Data section:
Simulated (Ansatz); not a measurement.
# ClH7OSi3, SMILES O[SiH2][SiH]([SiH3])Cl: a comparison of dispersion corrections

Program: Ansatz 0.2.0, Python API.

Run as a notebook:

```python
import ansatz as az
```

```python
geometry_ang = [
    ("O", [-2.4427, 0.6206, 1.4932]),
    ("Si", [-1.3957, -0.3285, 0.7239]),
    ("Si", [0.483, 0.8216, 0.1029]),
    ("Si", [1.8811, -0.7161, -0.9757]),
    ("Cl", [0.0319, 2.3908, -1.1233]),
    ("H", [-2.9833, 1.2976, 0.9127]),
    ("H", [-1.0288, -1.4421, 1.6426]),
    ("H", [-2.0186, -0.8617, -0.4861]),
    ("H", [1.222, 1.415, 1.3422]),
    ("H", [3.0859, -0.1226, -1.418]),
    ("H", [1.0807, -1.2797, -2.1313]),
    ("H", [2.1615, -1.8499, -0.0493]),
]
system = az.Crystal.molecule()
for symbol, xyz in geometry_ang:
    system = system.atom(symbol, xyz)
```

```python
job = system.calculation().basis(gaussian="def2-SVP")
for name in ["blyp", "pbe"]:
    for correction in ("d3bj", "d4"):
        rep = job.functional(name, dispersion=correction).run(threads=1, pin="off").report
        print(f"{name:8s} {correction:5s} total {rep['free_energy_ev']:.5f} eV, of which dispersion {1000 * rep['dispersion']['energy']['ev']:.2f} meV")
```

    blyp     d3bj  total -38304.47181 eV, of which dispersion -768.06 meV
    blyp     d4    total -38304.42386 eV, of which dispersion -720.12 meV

Assignment: All the lines above must appear again in the answer, word for word.

Task solution:
Simulated (Ansatz); not a measurement.
# ClH7OSi3, SMILES O[SiH2][SiH]([SiH3])Cl: a comparison of dispersion corrections

Program: Ansatz 0.2.0, Python API.

Run as a notebook:

```python
import ansatz as az
```

```python
geometry_ang = [
    ("O", [-2.4427, 0.6206, 1.4932]),
    ("Si", [-1.3957, -0.3285, 0.7239]),
    ("Si", [0.483, 0.8216, 0.1029]),
    ("Si", [1.8811, -0.7161, -0.9757]),
    ("Cl", [0.0319, 2.3908, -1.1233]),
    ("H", [-2.9833, 1.2976, 0.9127]),
    ("H", [-1.0288, -1.4421, 1.6426]),
    ("H", [-2.0186, -0.8617, -0.4861]),
    ("H", [1.222, 1.415, 1.3422]),
    ("H", [3.0859, -0.1226, -1.418]),
    ("H", [1.0807, -1.2797, -2.1313]),
    ("H", [2.1615, -1.8499, -0.0493]),
]
system = az.Crystal.molecule()
for symbol, xyz in geometry_ang:
    system = system.atom(symbol, xyz)
```

```python
job = system.calculation().basis(gaussian="def2-SVP")
for name in ["blyp", "pbe"]:
    for correction in ("d3bj", "d4"):
        rep = job.functional(name, dispersion=correction).run(threads=1, pin="off").report
        print(f"{name:8s} {correction:5s} total {rep['free_energy_ev']:.5f} eV, of which dispersion {1000 * rep['dispersion']['energy']['ev']:.2f} meV")
```

    blyp     d3bj  total -38304.47181 eV, of which dispersion -768.06 meV
    blyp     d4    total -38304.42386 eV, of which dispersion -720.12 meV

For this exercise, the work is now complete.